- [BRIEF] Word for word, give the entries back.

- [DATASET RECORDS]
↓↓↓

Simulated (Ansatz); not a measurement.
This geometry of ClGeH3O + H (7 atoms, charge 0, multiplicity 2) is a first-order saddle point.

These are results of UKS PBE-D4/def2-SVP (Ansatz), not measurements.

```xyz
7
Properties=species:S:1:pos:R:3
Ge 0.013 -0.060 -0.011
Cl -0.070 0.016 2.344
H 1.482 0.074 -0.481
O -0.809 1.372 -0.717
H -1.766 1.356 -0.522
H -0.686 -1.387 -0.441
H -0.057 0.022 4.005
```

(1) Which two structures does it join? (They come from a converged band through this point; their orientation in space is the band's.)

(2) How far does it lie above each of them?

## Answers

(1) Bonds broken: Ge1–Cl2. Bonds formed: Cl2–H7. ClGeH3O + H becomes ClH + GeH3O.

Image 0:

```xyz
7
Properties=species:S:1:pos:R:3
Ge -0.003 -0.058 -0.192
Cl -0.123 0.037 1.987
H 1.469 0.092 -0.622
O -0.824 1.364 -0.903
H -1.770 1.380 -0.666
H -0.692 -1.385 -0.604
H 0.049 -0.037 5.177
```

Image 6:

↑↑↑

- [WRITTEN RESPONSE]
Simulated (Ansatz); not a measurement.
This geometry of ClGeH3O + H (7 atoms, charge 0, multiplicity 2) is a first-order saddle point.

These are results of UKS PBE-D4/def2-SVP (Ansatz), not measurements.

```xyz
7
Properties=species:S:1:pos:R:3
Ge 0.013 -0.060 -0.011
Cl -0.070 0.016 2.344
H 1.482 0.074 -0.481
O -0.809 1.372 -0.717
H -1.766 1.356 -0.522
H -0.686 -1.387 -0.441
H -0.057 0.022 4.005
```

(1) Which two structures does it join? (They come from a converged band through this point; their orientation in space is the band's.)

(2) How far does it lie above each of them?

## Answers

(1) Bonds broken: Ge1–Cl2. Bonds formed: Cl2–H7. ClGeH3O + H becomes ClH + GeH3O.

Image 0:

```xyz
7
Properties=species:S:1:pos:R:3
Ge -0.003 -0.058 -0.192
Cl -0.123 0.037 1.987
H 1.469 0.092 -0.622
O -0.824 1.364 -0.903
H -1.770 1.380 -0.666
H -0.692 -1.385 -0.604
H 0.049 -0.037 5.177
```

Image 6:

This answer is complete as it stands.